:: Supplied entries ::
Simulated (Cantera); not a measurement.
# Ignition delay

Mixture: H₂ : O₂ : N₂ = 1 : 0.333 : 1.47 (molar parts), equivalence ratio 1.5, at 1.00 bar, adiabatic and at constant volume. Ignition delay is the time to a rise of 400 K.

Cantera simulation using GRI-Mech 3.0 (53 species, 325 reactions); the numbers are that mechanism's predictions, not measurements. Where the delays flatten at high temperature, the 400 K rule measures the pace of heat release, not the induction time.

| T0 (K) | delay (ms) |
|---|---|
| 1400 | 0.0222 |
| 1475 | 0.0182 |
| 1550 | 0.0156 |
:::

— Assignment —
Please output the complete data exactly.

— Task solution —
Simulated (Cantera); not a measurement.
# Ignition delay

Mixture: H₂ : O₂ : N₂ = 1 : 0.333 : 1.47 (molar parts), equivalence ratio 1.5, at 1.00 bar, adiabatic and at constant volume. Ignition delay is the time to a rise of 400 K.

Cantera simulation using GRI-Mech 3.0 (53 species, 325 reactions); the numbers are that mechanism's predictions, not measurements. Where the delays flatten at high temperature, the 400 K rule measures the pace of heat release, not the induction time.

| T0 (K) | delay (ms) |
|---|---|
| 1400 | 0.0222 |
| 1475 | 0.0182 |
| 1550 | 0.0156 |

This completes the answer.